__________________________________________________

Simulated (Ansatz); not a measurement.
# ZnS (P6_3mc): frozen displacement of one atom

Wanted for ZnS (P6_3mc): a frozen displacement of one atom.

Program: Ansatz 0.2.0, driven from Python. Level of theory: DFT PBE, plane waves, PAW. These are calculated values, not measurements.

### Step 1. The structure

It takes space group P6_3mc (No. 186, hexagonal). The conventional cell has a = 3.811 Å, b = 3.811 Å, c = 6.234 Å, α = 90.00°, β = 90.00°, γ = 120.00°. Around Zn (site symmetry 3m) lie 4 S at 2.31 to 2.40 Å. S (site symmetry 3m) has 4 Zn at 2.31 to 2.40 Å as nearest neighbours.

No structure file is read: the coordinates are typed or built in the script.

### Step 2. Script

__________________________________________________

Assignment » Write out every line of the records exactly.

Exercise solution »
Simulated (Ansatz); not a measurement.
# ZnS (P6_3mc): frozen displacement of one atom

Wanted for ZnS (P6_3mc): a frozen displacement of one atom.

Program: Ansatz 0.2.0, driven from Python. Level of theory: DFT PBE, plane waves, PAW. These are calculated values, not measurements.

### Step 1. The structure

It takes space group P6_3mc (No. 186, hexagonal). The conventional cell has a = 3.811 Å, b = 3.811 Å, c = 6.234 Å, α = 90.00°, β = 90.00°, γ = 120.00°. Around Zn (site symmetry 3m) lie 4 S at 2.31 to 2.40 Å. S (site symmetry 3m) has 4 Zn at 2.31 to 2.40 Å as nearest neighbours.

No structure file is read: the coordinates are typed or built in the script.

### Step 2. Script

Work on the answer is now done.